*The data:*
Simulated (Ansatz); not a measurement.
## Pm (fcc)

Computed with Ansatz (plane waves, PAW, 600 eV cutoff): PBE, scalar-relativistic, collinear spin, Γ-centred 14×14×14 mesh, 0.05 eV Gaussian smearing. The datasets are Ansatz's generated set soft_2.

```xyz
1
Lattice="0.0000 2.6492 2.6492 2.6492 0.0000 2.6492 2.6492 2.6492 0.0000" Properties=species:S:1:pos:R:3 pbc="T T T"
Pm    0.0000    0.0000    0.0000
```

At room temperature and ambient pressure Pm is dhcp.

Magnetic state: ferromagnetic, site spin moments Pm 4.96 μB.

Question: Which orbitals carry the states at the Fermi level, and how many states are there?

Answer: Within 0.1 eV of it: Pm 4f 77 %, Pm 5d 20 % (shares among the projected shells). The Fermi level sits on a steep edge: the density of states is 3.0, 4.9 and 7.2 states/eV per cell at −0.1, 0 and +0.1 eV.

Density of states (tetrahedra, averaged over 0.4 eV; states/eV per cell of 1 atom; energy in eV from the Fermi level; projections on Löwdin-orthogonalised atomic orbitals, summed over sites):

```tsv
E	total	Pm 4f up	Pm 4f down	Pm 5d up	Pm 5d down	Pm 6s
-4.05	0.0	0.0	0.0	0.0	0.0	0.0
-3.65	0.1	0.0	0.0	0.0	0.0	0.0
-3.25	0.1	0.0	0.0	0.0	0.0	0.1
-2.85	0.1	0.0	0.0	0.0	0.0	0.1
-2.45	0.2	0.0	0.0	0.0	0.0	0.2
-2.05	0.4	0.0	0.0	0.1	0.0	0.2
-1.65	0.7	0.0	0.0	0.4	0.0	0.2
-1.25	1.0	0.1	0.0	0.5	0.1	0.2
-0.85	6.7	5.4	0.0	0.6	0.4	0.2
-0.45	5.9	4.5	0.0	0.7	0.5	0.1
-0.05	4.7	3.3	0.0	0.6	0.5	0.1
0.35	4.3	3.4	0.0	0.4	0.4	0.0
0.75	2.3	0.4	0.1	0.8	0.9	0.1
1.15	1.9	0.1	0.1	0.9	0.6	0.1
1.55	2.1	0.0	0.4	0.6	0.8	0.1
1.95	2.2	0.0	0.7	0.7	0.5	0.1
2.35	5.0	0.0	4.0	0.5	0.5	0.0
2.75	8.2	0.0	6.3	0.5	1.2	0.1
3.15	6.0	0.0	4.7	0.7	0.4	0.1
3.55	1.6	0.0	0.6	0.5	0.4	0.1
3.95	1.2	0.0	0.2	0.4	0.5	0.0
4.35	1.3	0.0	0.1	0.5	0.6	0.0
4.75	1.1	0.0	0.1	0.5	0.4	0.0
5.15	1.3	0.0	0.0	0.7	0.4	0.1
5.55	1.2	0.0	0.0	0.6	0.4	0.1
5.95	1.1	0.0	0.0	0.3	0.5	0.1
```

*Work item:*
What are the lines above, starting at the one with "## Pm (fcc)" and ending at the one with "Answer: Within 0.1"? Give them again exactly, and only them.

*Answer box:*
## Pm (fcc)

Computed with Ansatz (plane waves, PAW, 600 eV cutoff): PBE, scalar-relativistic, collinear spin, Γ-centred 14×14×14 mesh, 0.05 eV Gaussian smearing. The datasets are Ansatz's generated set soft_2.

```xyz
1
Lattice="0.0000 2.6492 2.6492 2.6492 0.0000 2.6492 2.6492 2.6492 0.0000" Properties=species:S:1:pos:R:3 pbc="T T T"
Pm    0.0000    0.0000    0.0000
```

At room temperature and ambient pressure Pm is dhcp.

Magnetic state: ferromagnetic, site spin moments Pm 4.96 μB.

Question: Which orbitals carry the states at the Fermi level, and how many states are there?

Answer: Within 0.1 eV of it: Pm 4f 77 %, Pm 5d 20 % (shares among the projected shells). The Fermi level sits on a steep edge: the density of states is 3.0, 4.9 and 7.2 states/eV per cell at −0.1, 0 and +0.1 eV.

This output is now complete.